——

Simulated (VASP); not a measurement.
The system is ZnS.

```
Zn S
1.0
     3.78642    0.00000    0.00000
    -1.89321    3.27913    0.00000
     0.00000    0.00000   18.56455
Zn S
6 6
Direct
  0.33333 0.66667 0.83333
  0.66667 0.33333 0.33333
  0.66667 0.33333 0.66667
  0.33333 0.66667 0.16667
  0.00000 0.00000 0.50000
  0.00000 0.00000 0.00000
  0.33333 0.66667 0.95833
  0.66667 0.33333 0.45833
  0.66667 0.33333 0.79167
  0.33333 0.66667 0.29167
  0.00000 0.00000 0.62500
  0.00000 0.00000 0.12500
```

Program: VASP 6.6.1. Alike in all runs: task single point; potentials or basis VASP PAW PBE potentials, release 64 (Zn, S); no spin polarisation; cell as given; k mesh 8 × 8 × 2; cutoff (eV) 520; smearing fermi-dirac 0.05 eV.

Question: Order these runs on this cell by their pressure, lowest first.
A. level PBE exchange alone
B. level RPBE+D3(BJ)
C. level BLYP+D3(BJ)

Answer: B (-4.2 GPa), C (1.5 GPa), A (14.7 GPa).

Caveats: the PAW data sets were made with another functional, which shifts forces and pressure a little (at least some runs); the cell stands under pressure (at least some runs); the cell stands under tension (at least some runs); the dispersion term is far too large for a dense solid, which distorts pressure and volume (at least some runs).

——

▶ [WORK INSTRUCTION]
Begin at the line above that has "Program: VASP 6.6.1." and stop after the line that has "Answer: B (-4.2", copying each line exactly and adding nothing else.

▶ [EXERCISE ANSWER]
Program: VASP 6.6.1. Alike in all runs: task single point; potentials or basis VASP PAW PBE potentials, release 64 (Zn, S); no spin polarisation; cell as given; k mesh 8 × 8 × 2; cutoff (eV) 520; smearing fermi-dirac 0.05 eV.

Question: Order these runs on this cell by their pressure, lowest first.
A. level PBE exchange alone
B. level RPBE+D3(BJ)
C. level BLYP+D3(BJ)

Answer: B (-4.2 GPa), C (1.5 GPa), A (14.7 GPa).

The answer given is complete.